▶ DATA EXCERPTS
_ _ _ _ _ _ _

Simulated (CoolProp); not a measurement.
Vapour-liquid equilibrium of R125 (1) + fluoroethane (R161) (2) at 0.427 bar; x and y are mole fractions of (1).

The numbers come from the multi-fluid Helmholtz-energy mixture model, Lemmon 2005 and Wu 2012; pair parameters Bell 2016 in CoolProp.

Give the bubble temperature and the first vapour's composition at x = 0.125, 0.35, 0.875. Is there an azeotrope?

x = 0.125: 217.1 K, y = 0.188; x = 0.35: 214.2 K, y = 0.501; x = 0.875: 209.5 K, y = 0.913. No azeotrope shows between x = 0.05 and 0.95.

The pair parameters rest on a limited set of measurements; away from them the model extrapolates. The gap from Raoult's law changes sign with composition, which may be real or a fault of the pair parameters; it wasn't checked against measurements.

_ _ _ _ _ _ _

▶ TASK ITEM
From the opening line of the data above through the line that contains "x = 0.125: 217.1", please print each line as it stands and only those lines.

▶ SOLUTION
Simulated (CoolProp); not a measurement.
Vapour-liquid equilibrium of R125 (1) + fluoroethane (R161) (2) at 0.427 bar; x and y are mole fractions of (1).

The numbers come from the multi-fluid Helmholtz-energy mixture model, Lemmon 2005 and Wu 2012; pair parameters Bell 2016 in CoolProp.

Give the bubble temperature and the first vapour's composition at x = 0.125, 0.35, 0.875. Is there an azeotrope?

x = 0.125: 217.1 K, y = 0.188; x = 0.35: 214.2 K, y = 0.501; x = 0.875: 209.5 K, y = 0.913. No azeotrope shows between x = 0.05 and 0.95.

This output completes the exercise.